** Record excerpts follows **
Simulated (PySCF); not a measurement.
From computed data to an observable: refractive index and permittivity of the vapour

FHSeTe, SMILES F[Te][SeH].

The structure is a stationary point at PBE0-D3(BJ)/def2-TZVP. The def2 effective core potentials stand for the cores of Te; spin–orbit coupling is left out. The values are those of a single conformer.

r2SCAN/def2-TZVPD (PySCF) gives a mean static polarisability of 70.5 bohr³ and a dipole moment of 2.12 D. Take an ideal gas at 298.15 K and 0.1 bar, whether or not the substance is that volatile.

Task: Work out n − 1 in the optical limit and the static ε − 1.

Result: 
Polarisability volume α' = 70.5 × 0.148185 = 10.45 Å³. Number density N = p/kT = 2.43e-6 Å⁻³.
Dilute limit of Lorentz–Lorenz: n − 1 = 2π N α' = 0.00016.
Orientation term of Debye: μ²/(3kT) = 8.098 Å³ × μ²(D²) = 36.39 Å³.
** End of Record excerpts **

Send back all of the entries exactly, with nothing missing.

Simulated (PySCF); not a measurement.
From computed data to an observable: refractive index and permittivity of the vapour

FHSeTe, SMILES F[Te][SeH].

The structure is a stationary point at PBE0-D3(BJ)/def2-TZVP. The def2 effective core potentials stand for the cores of Te; spin–orbit coupling is left out. The values are those of a single conformer.

r2SCAN/def2-TZVPD (PySCF) gives a mean static polarisability of 70.5 bohr³ and a dipole moment of 2.12 D. Take an ideal gas at 298.15 K and 0.1 bar, whether or not the substance is that volatile.

Task: Work out n − 1 in the optical limit and the static ε − 1.

Result: 
Polarisability volume α' = 70.5 × 0.148185 = 10.45 Å³. Number density N = p/kT = 2.43e-6 Å⁻³.
Dilute limit of Lorentz–Lorenz: n − 1 = 2π N α' = 0.00016.
Orientation term of Debye: μ²/(3kT) = 8.098 Å³ × μ²(D²) = 36.39 Å³.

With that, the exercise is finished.